* _Assigned task_
Look in the material below for the line with "Settings: GPAW 26.7.0, PBE, 570" and the line with "The cell moved", then set down exactly those two lines and all lines between, nothing more.

+--

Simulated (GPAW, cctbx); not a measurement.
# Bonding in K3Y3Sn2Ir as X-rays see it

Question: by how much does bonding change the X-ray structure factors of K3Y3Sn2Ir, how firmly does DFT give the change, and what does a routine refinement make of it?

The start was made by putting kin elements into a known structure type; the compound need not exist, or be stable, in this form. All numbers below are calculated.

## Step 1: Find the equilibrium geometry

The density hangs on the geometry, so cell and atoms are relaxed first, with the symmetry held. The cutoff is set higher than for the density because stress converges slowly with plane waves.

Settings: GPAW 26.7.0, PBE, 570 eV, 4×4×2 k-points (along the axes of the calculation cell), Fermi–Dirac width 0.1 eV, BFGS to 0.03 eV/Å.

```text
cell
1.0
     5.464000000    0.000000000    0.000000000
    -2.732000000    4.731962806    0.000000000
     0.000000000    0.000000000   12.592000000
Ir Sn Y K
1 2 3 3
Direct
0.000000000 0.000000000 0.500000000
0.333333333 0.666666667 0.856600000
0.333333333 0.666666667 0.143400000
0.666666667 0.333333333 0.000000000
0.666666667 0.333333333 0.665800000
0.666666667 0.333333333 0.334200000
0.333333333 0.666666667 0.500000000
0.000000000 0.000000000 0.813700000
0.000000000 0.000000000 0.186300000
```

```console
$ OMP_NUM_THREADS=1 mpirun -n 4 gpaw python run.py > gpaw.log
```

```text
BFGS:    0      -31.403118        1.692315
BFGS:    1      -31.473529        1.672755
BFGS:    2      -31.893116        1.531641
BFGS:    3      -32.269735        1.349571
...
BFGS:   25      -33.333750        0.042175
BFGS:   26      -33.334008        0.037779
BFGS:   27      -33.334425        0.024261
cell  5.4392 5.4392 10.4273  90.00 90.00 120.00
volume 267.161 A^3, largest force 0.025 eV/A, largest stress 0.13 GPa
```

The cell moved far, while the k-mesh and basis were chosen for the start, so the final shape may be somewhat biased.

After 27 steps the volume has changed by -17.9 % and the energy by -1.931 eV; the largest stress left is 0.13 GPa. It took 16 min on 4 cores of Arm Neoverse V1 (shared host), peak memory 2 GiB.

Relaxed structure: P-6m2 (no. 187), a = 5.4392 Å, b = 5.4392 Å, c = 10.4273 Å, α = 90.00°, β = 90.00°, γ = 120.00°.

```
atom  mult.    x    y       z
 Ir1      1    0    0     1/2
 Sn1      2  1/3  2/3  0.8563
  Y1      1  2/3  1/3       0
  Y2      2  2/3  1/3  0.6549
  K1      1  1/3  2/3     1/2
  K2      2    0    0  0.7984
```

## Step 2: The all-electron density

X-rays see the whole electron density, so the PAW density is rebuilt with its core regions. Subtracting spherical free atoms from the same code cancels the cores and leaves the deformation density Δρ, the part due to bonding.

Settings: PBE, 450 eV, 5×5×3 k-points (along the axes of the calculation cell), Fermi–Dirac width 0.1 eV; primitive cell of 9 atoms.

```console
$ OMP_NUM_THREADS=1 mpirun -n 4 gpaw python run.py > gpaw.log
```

+--

* _Solution_
Settings: GPAW 26.7.0, PBE, 570 eV, 4×4×2 k-points (along the axes of the calculation cell), Fermi–Dirac width 0.1 eV, BFGS to 0.03 eV/Å.

```text
cell
1.0
     5.464000000    0.000000000    0.000000000
    -2.732000000    4.731962806    0.000000000
     0.000000000    0.000000000   12.592000000
Ir Sn Y K
1 2 3 3
Direct
0.000000000 0.000000000 0.500000000
0.333333333 0.666666667 0.856600000
0.333333333 0.666666667 0.143400000
0.666666667 0.333333333 0.000000000
0.666666667 0.333333333 0.665800000
0.666666667 0.333333333 0.334200000
0.333333333 0.666666667 0.500000000
0.000000000 0.000000000 0.813700000
0.000000000 0.000000000 0.186300000
```

```console
$ OMP_NUM_THREADS=1 mpirun -n 4 gpaw python run.py > gpaw.log
```

```text
BFGS:    0      -31.403118        1.692315
BFGS:    1      -31.473529        1.672755
BFGS:    2      -31.893116        1.531641
BFGS:    3      -32.269735        1.349571
...
BFGS:   25      -33.333750        0.042175
BFGS:   26      -33.334008        0.037779
BFGS:   27      -33.334425        0.024261
cell  5.4392 5.4392 10.4273  90.00 90.00 120.00
volume 267.161 A^3, largest force 0.025 eV/A, largest stress 0.13 GPa
```

The cell moved far, while the k-mesh and basis were chosen for the start, so the final shape may be somewhat biased.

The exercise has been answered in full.